REQUIREMENT → Provide the data again in its entirety, exactly as given.

DATA FOR ANALYSIS →
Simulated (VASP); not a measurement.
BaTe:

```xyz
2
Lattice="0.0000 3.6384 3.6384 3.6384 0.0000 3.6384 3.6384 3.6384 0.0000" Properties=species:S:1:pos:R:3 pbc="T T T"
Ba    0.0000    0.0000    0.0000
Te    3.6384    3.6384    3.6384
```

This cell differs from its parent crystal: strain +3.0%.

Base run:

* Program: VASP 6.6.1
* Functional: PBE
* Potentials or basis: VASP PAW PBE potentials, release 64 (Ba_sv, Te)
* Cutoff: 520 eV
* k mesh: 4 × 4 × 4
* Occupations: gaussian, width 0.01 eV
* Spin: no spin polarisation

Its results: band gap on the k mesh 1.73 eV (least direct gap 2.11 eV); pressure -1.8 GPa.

EXERCISE OUTPUT →
Simulated (VASP); not a measurement.
BaTe:

```xyz
2
Lattice="0.0000 3.6384 3.6384 3.6384 0.0000 3.6384 3.6384 3.6384 0.0000" Properties=species:S:1:pos:R:3 pbc="T T T"
Ba    0.0000    0.0000    0.0000
Te    3.6384    3.6384    3.6384
```

This cell differs from its parent crystal: strain +3.0%.

Base run:

* Program: VASP 6.6.1
* Functional: PBE
* Potentials or basis: VASP PAW PBE potentials, release 64 (Ba_sv, Te)
* Cutoff: 520 eV
* k mesh: 4 × 4 × 4
* Occupations: gaussian, width 0.01 eV
* Spin: no spin polarisation

Its results: band gap on the k mesh 1.73 eV (least direct gap 2.11 eV); pressure -1.8 GPa.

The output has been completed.